Required action: Reproduce the entries that follow verbatim, down to the final line.

::::::::::

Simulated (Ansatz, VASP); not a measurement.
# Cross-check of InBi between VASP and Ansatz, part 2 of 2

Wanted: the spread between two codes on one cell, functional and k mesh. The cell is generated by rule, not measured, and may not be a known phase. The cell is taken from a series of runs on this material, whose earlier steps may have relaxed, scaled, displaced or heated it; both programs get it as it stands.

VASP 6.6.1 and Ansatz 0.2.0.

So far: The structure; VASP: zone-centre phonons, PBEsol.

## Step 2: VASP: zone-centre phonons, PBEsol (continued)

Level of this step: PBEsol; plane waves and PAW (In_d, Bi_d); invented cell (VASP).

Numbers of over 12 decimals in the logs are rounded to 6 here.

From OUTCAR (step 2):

::::::::::

Written reply:
Simulated (Ansatz, VASP); not a measurement.
# Cross-check of InBi between VASP and Ansatz, part 2 of 2

Wanted: the spread between two codes on one cell, functional and k mesh. The cell is generated by rule, not measured, and may not be a known phase. The cell is taken from a series of runs on this material, whose earlier steps may have relaxed, scaled, displaced or heated it; both programs get it as it stands.

VASP 6.6.1 and Ansatz 0.2.0.

So far: The structure; VASP: zone-centre phonons, PBEsol.

## Step 2: VASP: zone-centre phonons, PBEsol (continued)

Level of this step: PBEsol; plane waves and PAW (In_d, Bi_d); invented cell (VASP).

Numbers of over 12 decimals in the logs are rounded to 6 here.

From OUTCAR (step 2):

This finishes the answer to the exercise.